◆ **PROVIDED DATA**

——————

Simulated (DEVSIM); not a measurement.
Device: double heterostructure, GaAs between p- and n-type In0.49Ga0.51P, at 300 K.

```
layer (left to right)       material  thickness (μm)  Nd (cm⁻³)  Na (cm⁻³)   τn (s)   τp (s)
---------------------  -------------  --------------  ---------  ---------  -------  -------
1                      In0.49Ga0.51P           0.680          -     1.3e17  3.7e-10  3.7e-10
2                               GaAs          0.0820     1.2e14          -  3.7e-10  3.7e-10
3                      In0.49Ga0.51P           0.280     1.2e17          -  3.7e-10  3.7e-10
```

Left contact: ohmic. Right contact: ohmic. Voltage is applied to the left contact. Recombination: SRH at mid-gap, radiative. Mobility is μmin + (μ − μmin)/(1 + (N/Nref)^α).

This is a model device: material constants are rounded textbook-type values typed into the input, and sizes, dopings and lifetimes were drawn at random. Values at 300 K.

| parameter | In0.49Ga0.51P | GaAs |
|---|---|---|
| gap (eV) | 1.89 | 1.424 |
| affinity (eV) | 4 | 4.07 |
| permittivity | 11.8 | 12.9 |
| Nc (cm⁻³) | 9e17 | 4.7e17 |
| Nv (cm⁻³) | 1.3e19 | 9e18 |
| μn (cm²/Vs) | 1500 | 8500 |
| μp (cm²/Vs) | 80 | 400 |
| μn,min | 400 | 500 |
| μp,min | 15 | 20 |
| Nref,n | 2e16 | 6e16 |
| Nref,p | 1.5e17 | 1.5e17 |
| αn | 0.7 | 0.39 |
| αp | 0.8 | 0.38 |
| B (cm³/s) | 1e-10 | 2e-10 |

——————

◆ **WORK REQUEST**
Line by line, copy the records exactly.

◆ **SOLUTION**
Simulated (DEVSIM); not a measurement.
Device: double heterostructure, GaAs between p- and n-type In0.49Ga0.51P, at 300 K.

```
layer (left to right)       material  thickness (μm)  Nd (cm⁻³)  Na (cm⁻³)   τn (s)   τp (s)
---------------------  -------------  --------------  ---------  ---------  -------  -------
1                      In0.49Ga0.51P           0.680          -     1.3e17  3.7e-10  3.7e-10
2                               GaAs          0.0820     1.2e14          -  3.7e-10  3.7e-10
3                      In0.49Ga0.51P           0.280     1.2e17          -  3.7e-10  3.7e-10
```

Left contact: ohmic. Right contact: ohmic. Voltage is applied to the left contact. Recombination: SRH at mid-gap, radiative. Mobility is μmin + (μ − μmin)/(1 + (N/Nref)^α).

This is a model device: material constants are rounded textbook-type values typed into the input, and sizes, dopings and lifetimes were drawn at random. Values at 300 K.

| parameter | In0.49Ga0.51P | GaAs |
|---|---|---|
| gap (eV) | 1.89 | 1.424 |
| affinity (eV) | 4 | 4.07 |
| permittivity | 11.8 | 12.9 |
| Nc (cm⁻³) | 9e17 | 4.7e17 |
| Nv (cm⁻³) | 1.3e19 | 9e18 |
| μn (cm²/Vs) | 1500 | 8500 |
| μp (cm²/Vs) | 80 | 400 |
| μn,min | 400 | 500 |
| μp,min | 15 | 20 |
| Nref,n | 2e16 | 6e16 |
| Nref,p | 1.5e17 | 1.5e17 |
| αn | 0.7 | 0.39 |
| αp | 0.8 | 0.38 |
| B (cm³/s) | 1e-10 | 2e-10 |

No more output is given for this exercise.